------------------------------------------------------------------------
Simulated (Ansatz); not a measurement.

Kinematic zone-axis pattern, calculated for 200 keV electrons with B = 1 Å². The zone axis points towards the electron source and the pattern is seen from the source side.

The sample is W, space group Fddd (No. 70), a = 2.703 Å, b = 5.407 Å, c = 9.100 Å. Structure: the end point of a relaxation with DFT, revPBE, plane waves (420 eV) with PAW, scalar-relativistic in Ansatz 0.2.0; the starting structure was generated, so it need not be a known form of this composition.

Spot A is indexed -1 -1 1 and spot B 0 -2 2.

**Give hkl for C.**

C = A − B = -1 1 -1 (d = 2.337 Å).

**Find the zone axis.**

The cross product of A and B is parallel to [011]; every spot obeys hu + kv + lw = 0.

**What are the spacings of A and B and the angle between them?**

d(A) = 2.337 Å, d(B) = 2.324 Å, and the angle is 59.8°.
------------------------------------------------------------------------

— Task item —
Begin with the first line of the records and finish with the line containing "angle between them?**". Reproduce those lines exactly, both ends included, and nothing else.

— Answer box —
Simulated (Ansatz); not a measurement.

Kinematic zone-axis pattern, calculated for 200 keV electrons with B = 1 Å². The zone axis points towards the electron source and the pattern is seen from the source side.

The sample is W, space group Fddd (No. 70), a = 2.703 Å, b = 5.407 Å, c = 9.100 Å. Structure: the end point of a relaxation with DFT, revPBE, plane waves (420 eV) with PAW, scalar-relativistic in Ansatz 0.2.0; the starting structure was generated, so it need not be a known form of this composition.

Spot A is indexed -1 -1 1 and spot B 0 -2 2.

**Give hkl for C.**

C = A − B = -1 1 -1 (d = 2.337 Å).

**Find the zone axis.**

The cross product of A and B is parallel to [011]; every spot obeys hu + kv + lw = 0.

**What are the spacings of A and B and the angle between them?**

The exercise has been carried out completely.